— STORED DATA —
###

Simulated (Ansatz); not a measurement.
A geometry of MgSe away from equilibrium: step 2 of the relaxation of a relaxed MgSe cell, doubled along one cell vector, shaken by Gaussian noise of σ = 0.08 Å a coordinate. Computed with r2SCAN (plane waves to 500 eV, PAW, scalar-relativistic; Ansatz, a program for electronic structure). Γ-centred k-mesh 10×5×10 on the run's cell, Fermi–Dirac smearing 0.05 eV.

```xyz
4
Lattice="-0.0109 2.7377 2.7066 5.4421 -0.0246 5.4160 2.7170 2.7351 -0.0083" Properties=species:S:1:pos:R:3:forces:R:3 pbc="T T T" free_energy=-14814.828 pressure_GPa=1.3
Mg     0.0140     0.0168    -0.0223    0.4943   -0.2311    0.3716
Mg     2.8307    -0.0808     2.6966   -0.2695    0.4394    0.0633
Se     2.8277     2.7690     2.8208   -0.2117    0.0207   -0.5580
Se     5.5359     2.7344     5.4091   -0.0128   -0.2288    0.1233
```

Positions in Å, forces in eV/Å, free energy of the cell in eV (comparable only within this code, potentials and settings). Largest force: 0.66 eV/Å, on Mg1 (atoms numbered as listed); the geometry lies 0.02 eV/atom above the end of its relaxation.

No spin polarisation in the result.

###

— BRIEF —
Lines from the start of the material above through the line containing "Positions in Å, forces" are to be duplicated exactly, and only those.

— TASK OUTPUT —
Simulated (Ansatz); not a measurement.
A geometry of MgSe away from equilibrium: step 2 of the relaxation of a relaxed MgSe cell, doubled along one cell vector, shaken by Gaussian noise of σ = 0.08 Å a coordinate. Computed with r2SCAN (plane waves to 500 eV, PAW, scalar-relativistic; Ansatz, a program for electronic structure). Γ-centred k-mesh 10×5×10 on the run's cell, Fermi–Dirac smearing 0.05 eV.

```xyz
4
Lattice="-0.0109 2.7377 2.7066 5.4421 -0.0246 5.4160 2.7170 2.7351 -0.0083" Properties=species:S:1:pos:R:3:forces:R:3 pbc="T T T" free_energy=-14814.828 pressure_GPa=1.3
Mg     0.0140     0.0168    -0.0223    0.4943   -0.2311    0.3716
Mg     2.8307    -0.0808     2.6966   -0.2695    0.4394    0.0633
Se     2.8277     2.7690     2.8208   -0.2117    0.0207   -0.5580
Se     5.5359     2.7344     5.4091   -0.0128   -0.2288    0.1233
```

Positions in Å, forces in eV/Å, free energy of the cell in eV (comparable only within this code, potentials and settings). Largest force: 0.66 eV/Å, on Mg1 (atoms numbered as listed); the geometry lies 0.02 eV/atom above the end of its relaxation.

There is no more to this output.